• [Assignment]: Of the material below, only the lines from the line containing "Bond lengths: N2–H3" down to the line containing "Springs on the" belong in the answer, written out exactly.

• [Available data]:
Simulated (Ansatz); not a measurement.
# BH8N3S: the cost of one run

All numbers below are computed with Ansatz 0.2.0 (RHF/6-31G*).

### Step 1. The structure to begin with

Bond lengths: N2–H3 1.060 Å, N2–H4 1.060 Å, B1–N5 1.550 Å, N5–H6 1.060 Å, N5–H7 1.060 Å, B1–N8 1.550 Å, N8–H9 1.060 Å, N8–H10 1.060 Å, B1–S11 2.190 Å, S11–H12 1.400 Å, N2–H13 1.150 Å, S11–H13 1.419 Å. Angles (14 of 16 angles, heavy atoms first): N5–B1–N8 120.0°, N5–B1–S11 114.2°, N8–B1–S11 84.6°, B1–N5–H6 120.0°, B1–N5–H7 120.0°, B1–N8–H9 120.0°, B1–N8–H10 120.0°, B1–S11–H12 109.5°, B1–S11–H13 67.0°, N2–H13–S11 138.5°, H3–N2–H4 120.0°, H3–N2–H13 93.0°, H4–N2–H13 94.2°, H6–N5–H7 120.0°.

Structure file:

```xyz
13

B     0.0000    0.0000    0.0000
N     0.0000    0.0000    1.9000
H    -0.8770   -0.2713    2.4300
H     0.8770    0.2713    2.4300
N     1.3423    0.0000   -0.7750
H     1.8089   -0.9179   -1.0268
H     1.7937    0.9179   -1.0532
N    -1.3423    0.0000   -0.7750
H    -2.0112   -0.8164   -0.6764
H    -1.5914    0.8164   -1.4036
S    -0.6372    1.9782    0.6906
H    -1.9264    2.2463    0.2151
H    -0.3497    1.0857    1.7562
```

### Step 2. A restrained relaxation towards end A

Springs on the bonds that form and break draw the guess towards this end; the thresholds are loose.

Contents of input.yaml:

• [Response]:
Bond lengths: N2–H3 1.060 Å, N2–H4 1.060 Å, B1–N5 1.550 Å, N5–H6 1.060 Å, N5–H7 1.060 Å, B1–N8 1.550 Å, N8–H9 1.060 Å, N8–H10 1.060 Å, B1–S11 2.190 Å, S11–H12 1.400 Å, N2–H13 1.150 Å, S11–H13 1.419 Å. Angles (14 of 16 angles, heavy atoms first): N5–B1–N8 120.0°, N5–B1–S11 114.2°, N8–B1–S11 84.6°, B1–N5–H6 120.0°, B1–N5–H7 120.0°, B1–N8–H9 120.0°, B1–N8–H10 120.0°, B1–S11–H12 109.5°, B1–S11–H13 67.0°, N2–H13–S11 138.5°, H3–N2–H4 120.0°, H3–N2–H13 93.0°, H4–N2–H13 94.2°, H6–N5–H7 120.0°.

Structure file:

```xyz
13

B     0.0000    0.0000    0.0000
N     0.0000    0.0000    1.9000
H    -0.8770   -0.2713    2.4300
H     0.8770    0.2713    2.4300
N     1.3423    0.0000   -0.7750
H     1.8089   -0.9179   -1.0268
H     1.7937    0.9179   -1.0532
N    -1.3423    0.0000   -0.7750
H    -2.0112   -0.8164   -0.6764
H    -1.5914    0.8164   -1.4036
S    -0.6372    1.9782    0.6906
H    -1.9264    2.2463    0.2151
H    -0.3497    1.0857    1.7562
```

### Step 2. A restrained relaxation towards end A

Springs on the bonds that form and break draw the guess towards this end; the thresholds are loose.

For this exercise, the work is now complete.